> **Dataset records**
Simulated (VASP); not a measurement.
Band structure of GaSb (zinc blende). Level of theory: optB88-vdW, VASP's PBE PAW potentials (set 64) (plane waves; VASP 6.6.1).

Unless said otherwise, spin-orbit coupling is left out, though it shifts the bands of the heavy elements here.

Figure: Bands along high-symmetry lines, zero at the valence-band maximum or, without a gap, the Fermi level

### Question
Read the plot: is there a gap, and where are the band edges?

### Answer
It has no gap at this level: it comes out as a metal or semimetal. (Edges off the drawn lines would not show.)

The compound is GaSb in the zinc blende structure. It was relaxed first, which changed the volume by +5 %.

> **Required action**
Print all of the data exactly as it stands above.

> **Exercise response**
Simulated (VASP); not a measurement.
Band structure of GaSb (zinc blende). Level of theory: optB88-vdW, VASP's PBE PAW potentials (set 64) (plane waves; VASP 6.6.1).

Unless said otherwise, spin-orbit coupling is left out, though it shifts the bands of the heavy elements here.

Figure: Bands along high-symmetry lines, zero at the valence-band maximum or, without a gap, the Fermi level

### Question
Read the plot: is there a gap, and where are the band edges?

### Answer
It has no gap at this level: it comes out as a metal or semimetal. (Edges off the drawn lines would not show.)

The compound is GaSb in the zinc blende structure. It was relaxed first, which changed the volume by +5 %.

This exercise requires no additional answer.